Task item:
The full set of entries should be repeated without a single change.

Entries provided:
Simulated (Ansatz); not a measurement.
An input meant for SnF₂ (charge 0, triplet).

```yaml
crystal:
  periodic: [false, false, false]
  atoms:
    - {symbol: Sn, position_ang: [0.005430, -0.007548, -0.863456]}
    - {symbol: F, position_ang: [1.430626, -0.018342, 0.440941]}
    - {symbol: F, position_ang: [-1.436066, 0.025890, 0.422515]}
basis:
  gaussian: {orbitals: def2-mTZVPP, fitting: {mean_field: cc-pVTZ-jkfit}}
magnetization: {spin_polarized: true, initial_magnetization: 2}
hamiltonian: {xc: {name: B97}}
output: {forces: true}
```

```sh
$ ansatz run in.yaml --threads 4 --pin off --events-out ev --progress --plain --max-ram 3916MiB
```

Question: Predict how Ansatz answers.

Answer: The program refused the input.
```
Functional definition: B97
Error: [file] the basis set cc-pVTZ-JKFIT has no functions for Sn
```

Task result:
Simulated (Ansatz); not a measurement.
An input meant for SnF₂ (charge 0, triplet).

```yaml
crystal:
  periodic: [false, false, false]
  atoms:
    - {symbol: Sn, position_ang: [0.005430, -0.007548, -0.863456]}
    - {symbol: F, position_ang: [1.430626, -0.018342, 0.440941]}
    - {symbol: F, position_ang: [-1.436066, 0.025890, 0.422515]}
basis:
  gaussian: {orbitals: def2-mTZVPP, fitting: {mean_field: cc-pVTZ-jkfit}}
magnetization: {spin_polarized: true, initial_magnetization: 2}
hamiltonian: {xc: {name: B97}}
output: {forces: true}
```

```sh
$ ansatz run in.yaml --threads 4 --pin off --events-out ev --progress --plain --max-ram 3916MiB
```

Question: Predict how Ansatz answers.

Answer: The program refused the input.
```
Functional definition: B97
Error: [file] the basis set cc-pVTZ-JKFIT has no functions for Sn
```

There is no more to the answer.